____________

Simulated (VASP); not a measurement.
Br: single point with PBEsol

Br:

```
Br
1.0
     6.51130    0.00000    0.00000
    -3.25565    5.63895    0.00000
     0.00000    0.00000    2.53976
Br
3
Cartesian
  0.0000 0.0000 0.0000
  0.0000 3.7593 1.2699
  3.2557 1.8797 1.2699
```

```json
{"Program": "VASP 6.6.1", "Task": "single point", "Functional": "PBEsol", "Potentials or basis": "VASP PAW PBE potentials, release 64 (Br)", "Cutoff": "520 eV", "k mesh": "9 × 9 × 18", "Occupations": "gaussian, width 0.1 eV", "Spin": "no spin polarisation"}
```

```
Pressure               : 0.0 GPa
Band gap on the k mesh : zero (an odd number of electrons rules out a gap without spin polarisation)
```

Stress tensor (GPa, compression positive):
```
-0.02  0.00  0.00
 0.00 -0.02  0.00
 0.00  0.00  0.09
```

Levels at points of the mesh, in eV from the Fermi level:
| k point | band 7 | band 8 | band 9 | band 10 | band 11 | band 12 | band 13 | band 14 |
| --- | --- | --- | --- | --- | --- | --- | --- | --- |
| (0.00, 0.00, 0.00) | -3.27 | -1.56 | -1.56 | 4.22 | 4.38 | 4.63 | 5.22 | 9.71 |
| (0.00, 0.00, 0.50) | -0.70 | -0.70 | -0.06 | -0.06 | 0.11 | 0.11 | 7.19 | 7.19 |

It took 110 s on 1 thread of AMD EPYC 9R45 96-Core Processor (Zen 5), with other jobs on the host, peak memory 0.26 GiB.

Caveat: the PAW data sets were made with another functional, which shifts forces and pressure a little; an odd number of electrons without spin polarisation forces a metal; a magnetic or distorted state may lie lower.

____________

■ REQUIREMENT ■
Word for word, output the lines of the data from its first line through the line where "It took 110" appears, and stop there.

■ ANSWER BOX ■
Simulated (VASP); not a measurement.
Br: single point with PBEsol

Br:

```
Br
1.0
     6.51130    0.00000    0.00000
    -3.25565    5.63895    0.00000
     0.00000    0.00000    2.53976
Br
3
Cartesian
  0.0000 0.0000 0.0000
  0.0000 3.7593 1.2699
  3.2557 1.8797 1.2699
```

```json
{"Program": "VASP 6.6.1", "Task": "single point", "Functional": "PBEsol", "Potentials or basis": "VASP PAW PBE potentials, release 64 (Br)", "Cutoff": "520 eV", "k mesh": "9 × 9 × 18", "Occupations": "gaussian, width 0.1 eV", "Spin": "no spin polarisation"}
```

```
Pressure               : 0.0 GPa
Band gap on the k mesh : zero (an odd number of electrons rules out a gap without spin polarisation)
```

Stress tensor (GPa, compression positive):
```
-0.02  0.00  0.00
 0.00 -0.02  0.00
 0.00  0.00  0.09
```

Levels at points of the mesh, in eV from the Fermi level:
| k point | band 7 | band 8 | band 9 | band 10 | band 11 | band 12 | band 13 | band 14 |
| --- | --- | --- | --- | --- | --- | --- | --- | --- |
| (0.00, 0.00, 0.00) | -3.27 | -1.56 | -1.56 | 4.22 | 4.38 | 4.63 | 5.22 | 9.71 |
| (0.00, 0.00, 0.50) | -0.70 | -0.70 | -0.06 | -0.06 | 0.11 | 0.11 | 7.19 | 7.19 |

It took 110 s on 1 thread of AMD EPYC 9R45 96-Core Processor (Zen 5), with other jobs on the host, peak memory 0.26 GiB.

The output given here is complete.